• _Work order_:
From the first line of the data below, repeat each line exactly until you reach the line with "Löwdin charges rest"; include that line too.

Segment Open

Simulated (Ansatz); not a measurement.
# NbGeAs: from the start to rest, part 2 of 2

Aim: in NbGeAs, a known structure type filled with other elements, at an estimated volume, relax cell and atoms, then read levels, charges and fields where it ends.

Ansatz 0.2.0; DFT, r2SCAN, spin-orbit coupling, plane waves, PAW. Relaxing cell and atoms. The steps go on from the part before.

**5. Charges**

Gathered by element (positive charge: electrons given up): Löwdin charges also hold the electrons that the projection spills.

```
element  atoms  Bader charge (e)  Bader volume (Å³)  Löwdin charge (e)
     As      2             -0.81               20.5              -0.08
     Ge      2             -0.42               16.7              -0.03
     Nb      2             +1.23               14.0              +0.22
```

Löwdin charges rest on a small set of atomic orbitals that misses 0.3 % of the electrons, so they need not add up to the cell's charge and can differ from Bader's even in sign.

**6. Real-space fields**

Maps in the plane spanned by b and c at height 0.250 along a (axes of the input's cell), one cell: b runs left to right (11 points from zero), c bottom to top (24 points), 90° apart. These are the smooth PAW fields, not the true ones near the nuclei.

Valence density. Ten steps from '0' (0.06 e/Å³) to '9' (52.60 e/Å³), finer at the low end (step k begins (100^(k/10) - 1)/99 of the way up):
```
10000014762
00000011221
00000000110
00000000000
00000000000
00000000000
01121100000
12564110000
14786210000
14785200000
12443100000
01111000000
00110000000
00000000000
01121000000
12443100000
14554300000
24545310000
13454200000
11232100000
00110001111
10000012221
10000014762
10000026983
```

Segment Closed

• _Your solution_:
Simulated (Ansatz); not a measurement.
# NbGeAs: from the start to rest, part 2 of 2

Aim: in NbGeAs, a known structure type filled with other elements, at an estimated volume, relax cell and atoms, then read levels, charges and fields where it ends.

Ansatz 0.2.0; DFT, r2SCAN, spin-orbit coupling, plane waves, PAW. Relaxing cell and atoms. The steps go on from the part before.

**5. Charges**

Gathered by element (positive charge: electrons given up): Löwdin charges also hold the electrons that the projection spills.

```
element  atoms  Bader charge (e)  Bader volume (Å³)  Löwdin charge (e)
     As      2             -0.81               20.5              -0.08
     Ge      2             -0.42               16.7              -0.03
     Nb      2             +1.23               14.0              +0.22
```

Löwdin charges rest on a small set of atomic orbitals that misses 0.3 % of the electrons, so they need not add up to the cell's charge and can differ from Bader's even in sign.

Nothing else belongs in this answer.